*** Opening of DATASET EXCERPTS ***

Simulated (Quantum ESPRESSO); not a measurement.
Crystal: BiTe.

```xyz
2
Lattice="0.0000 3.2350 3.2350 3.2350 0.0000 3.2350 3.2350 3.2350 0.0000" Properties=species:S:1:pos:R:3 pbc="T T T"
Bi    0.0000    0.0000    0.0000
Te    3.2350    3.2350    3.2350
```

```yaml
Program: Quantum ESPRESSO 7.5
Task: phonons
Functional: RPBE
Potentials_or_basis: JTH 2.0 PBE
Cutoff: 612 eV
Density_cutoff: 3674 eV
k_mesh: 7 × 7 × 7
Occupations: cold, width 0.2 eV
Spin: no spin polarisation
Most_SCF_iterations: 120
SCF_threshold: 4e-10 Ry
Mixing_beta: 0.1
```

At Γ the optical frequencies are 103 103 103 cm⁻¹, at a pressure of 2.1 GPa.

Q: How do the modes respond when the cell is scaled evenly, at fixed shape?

*** Close of DATASET EXCERPTS ***

• _ACTIVITY_
All the lines above need to be printed again, exactly.

• _REPLY_
Simulated (Quantum ESPRESSO); not a measurement.
Crystal: BiTe.

```xyz
2
Lattice="0.0000 3.2350 3.2350 3.2350 0.0000 3.2350 3.2350 3.2350 0.0000" Properties=species:S:1:pos:R:3 pbc="T T T"
Bi    0.0000    0.0000    0.0000
Te    3.2350    3.2350    3.2350
```

```yaml
Program: Quantum ESPRESSO 7.5
Task: phonons
Functional: RPBE
Potentials_or_basis: JTH 2.0 PBE
Cutoff: 612 eV
Density_cutoff: 3674 eV
k_mesh: 7 × 7 × 7
Occupations: cold, width 0.2 eV
Spin: no spin polarisation
Most_SCF_iterations: 120
SCF_threshold: 4e-10 Ry
Mixing_beta: 0.1
```

At Γ the optical frequencies are 103 103 103 cm⁻¹, at a pressure of 2.1 GPa.

Q: How do the modes respond when the cell is scaled evenly, at fixed shape?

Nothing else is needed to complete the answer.